**Extracted information:**
☆ ☆ ☆ ☆ ☆ ☆ ☆
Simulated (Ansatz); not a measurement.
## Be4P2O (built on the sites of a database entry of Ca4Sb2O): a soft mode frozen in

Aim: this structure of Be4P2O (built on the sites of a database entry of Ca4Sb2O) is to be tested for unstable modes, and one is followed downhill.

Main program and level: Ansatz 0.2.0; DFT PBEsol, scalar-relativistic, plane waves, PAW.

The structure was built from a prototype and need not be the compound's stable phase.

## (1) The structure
☆ ☆ ☆ ☆ ☆ ☆ ☆

**Exercise:**
Top to bottom, set down the entries above word for word.

**Reply:**
Simulated (Ansatz); not a measurement.
## Be4P2O (built on the sites of a database entry of Ca4Sb2O): a soft mode frozen in

Aim: this structure of Be4P2O (built on the sites of a database entry of Ca4Sb2O) is to be tested for unstable modes, and one is followed downhill.

Main program and level: Ansatz 0.2.0; DFT PBEsol, scalar-relativistic, plane waves, PAW.

The structure was built from a prototype and need not be the compound's stable phase.

## (1) The structure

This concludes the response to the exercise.